Activity - Copy exactly, please, each line of the data below until the line that contains "-5.0 | 0.04 |" has been copied, beginning at the top.

##########
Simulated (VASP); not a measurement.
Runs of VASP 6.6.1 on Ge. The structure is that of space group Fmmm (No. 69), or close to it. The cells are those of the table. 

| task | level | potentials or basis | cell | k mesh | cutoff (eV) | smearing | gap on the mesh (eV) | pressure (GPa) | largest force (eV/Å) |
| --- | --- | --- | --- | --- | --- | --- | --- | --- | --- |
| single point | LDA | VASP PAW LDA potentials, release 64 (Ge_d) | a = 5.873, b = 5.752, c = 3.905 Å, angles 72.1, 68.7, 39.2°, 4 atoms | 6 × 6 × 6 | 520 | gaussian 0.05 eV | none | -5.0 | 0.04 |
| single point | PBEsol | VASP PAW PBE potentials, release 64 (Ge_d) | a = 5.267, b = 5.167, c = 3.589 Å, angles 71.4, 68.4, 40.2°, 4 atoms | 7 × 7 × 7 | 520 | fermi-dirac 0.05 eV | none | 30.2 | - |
##########

Response box -
Simulated (VASP); not a measurement.
Runs of VASP 6.6.1 on Ge. The structure is that of space group Fmmm (No. 69), or close to it. The cells are those of the table. 

| task | level | potentials or basis | cell | k mesh | cutoff (eV) | smearing | gap on the mesh (eV) | pressure (GPa) | largest force (eV/Å) |
| --- | --- | --- | --- | --- | --- | --- | --- | --- | --- |
| single point | LDA | VASP PAW LDA potentials, release 64 (Ge_d) | a = 5.873, b = 5.752, c = 3.905 Å, angles 72.1, 68.7, 39.2°, 4 atoms | 6 × 6 × 6 | 520 | gaussian 0.05 eV | none | -5.0 | 0.04 |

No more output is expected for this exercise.